REQUIRED ACTION: Will you quote precisely the lines that run from the top of the material below to the line containing "In the figure: one", both ends included?

ENTRIES SHOWN:
- Opening Delimiter -

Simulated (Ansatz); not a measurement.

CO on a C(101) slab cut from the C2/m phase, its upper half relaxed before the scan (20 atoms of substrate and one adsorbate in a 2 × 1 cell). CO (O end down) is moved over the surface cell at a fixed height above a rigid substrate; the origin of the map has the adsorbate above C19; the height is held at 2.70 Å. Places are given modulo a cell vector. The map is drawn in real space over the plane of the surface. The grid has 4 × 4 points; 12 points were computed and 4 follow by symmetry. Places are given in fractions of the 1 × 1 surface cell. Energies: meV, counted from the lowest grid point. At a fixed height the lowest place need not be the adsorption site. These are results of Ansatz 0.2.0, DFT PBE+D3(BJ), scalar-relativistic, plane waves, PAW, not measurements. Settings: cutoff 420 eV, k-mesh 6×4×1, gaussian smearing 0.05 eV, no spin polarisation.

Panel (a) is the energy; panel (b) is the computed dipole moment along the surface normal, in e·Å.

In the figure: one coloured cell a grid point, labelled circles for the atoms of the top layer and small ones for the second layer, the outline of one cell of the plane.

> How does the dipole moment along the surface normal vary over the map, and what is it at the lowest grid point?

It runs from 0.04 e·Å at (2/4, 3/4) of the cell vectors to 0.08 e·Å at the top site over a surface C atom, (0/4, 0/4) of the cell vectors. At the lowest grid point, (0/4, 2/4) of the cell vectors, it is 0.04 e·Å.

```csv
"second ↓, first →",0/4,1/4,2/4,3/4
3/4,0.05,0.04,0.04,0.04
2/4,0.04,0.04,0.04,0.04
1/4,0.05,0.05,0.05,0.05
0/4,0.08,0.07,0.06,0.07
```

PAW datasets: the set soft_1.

- Closing Delimiter -

WRITTEN REPLY:
Simulated (Ansatz); not a measurement.

CO on a C(101) slab cut from the C2/m phase, its upper half relaxed before the scan (20 atoms of substrate and one adsorbate in a 2 × 1 cell). CO (O end down) is moved over the surface cell at a fixed height above a rigid substrate; the origin of the map has the adsorbate above C19; the height is held at 2.70 Å. Places are given modulo a cell vector. The map is drawn in real space over the plane of the surface. The grid has 4 × 4 points; 12 points were computed and 4 follow by symmetry. Places are given in fractions of the 1 × 1 surface cell. Energies: meV, counted from the lowest grid point. At a fixed height the lowest place need not be the adsorption site. These are results of Ansatz 0.2.0, DFT PBE+D3(BJ), scalar-relativistic, plane waves, PAW, not measurements. Settings: cutoff 420 eV, k-mesh 6×4×1, gaussian smearing 0.05 eV, no spin polarisation.

Panel (a) is the energy; panel (b) is the computed dipole moment along the surface normal, in e·Å.

In the figure: one coloured cell a grid point, labelled circles for the atoms of the top layer and small ones for the second layer, the outline of one cell of the plane.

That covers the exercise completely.